*Data*
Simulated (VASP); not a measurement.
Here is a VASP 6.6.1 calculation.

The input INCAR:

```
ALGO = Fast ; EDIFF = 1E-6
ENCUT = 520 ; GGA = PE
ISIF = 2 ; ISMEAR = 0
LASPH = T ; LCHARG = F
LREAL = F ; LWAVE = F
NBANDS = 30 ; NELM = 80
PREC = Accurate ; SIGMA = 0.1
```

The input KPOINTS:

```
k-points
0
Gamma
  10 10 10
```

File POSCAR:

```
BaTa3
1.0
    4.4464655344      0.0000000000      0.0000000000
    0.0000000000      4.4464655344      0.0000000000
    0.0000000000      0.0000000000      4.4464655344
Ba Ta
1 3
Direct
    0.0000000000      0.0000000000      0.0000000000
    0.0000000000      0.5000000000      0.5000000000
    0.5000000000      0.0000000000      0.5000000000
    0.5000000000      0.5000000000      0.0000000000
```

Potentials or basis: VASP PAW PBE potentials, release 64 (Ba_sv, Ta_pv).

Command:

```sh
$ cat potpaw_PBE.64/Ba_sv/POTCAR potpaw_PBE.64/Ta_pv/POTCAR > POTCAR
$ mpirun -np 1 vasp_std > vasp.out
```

*Work order*
Your response must consist of the entries, reproduced exactly.

*Solution*
Simulated (VASP); not a measurement.
Here is a VASP 6.6.1 calculation.

The input INCAR:

```
ALGO = Fast ; EDIFF = 1E-6
ENCUT = 520 ; GGA = PE
ISIF = 2 ; ISMEAR = 0
LASPH = T ; LCHARG = F
LREAL = F ; LWAVE = F
NBANDS = 30 ; NELM = 80
PREC = Accurate ; SIGMA = 0.1
```

The input KPOINTS:

```
k-points
0
Gamma
  10 10 10
```

File POSCAR:

```
BaTa3
1.0
    4.4464655344      0.0000000000      0.0000000000
    0.0000000000      4.4464655344      0.0000000000
    0.0000000000      0.0000000000      4.4464655344
Ba Ta
1 3
Direct
    0.0000000000      0.0000000000      0.0000000000
    0.0000000000      0.5000000000      0.5000000000
    0.5000000000      0.0000000000      0.5000000000
    0.5000000000      0.5000000000      0.0000000000
```

Potentials or basis: VASP PAW PBE potentials, release 64 (Ba_sv, Ta_pv).

Command:

```sh
$ cat potpaw_PBE.64/Ba_sv/POTCAR potpaw_PBE.64/Ta_pv/POTCAR > POTCAR
$ mpirun -np 1 vasp_std > vasp.out
```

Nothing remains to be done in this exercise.